## WORK REQUEST:
An exact copy of all the entries below is what this task needs.

[DATA SUPPLIED — start]

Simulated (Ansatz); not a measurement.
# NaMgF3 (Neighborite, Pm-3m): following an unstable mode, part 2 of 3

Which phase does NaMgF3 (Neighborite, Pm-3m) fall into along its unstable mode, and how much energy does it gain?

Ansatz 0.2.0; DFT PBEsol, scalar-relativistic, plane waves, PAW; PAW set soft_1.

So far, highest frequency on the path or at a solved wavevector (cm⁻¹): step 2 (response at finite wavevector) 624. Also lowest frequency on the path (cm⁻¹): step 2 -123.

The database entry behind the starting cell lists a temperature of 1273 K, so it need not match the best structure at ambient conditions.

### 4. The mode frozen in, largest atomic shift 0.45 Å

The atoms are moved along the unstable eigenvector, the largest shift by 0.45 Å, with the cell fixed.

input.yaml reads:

[DATA SUPPLIED — finish]

## WRITTEN SOLUTION:
Simulated (Ansatz); not a measurement.
# NaMgF3 (Neighborite, Pm-3m): following an unstable mode, part 2 of 3

Which phase does NaMgF3 (Neighborite, Pm-3m) fall into along its unstable mode, and how much energy does it gain?

Ansatz 0.2.0; DFT PBEsol, scalar-relativistic, plane waves, PAW; PAW set soft_1.

So far, highest frequency on the path or at a solved wavevector (cm⁻¹): step 2 (response at finite wavevector) 624. Also lowest frequency on the path (cm⁻¹): step 2 -123.

The database entry behind the starting cell lists a temperature of 1273 K, so it need not match the best structure at ambient conditions.

### 4. The mode frozen in, largest atomic shift 0.45 Å

The atoms are moved along the unstable eigenvector, the largest shift by 0.45 Å, with the cell fixed.

input.yaml reads:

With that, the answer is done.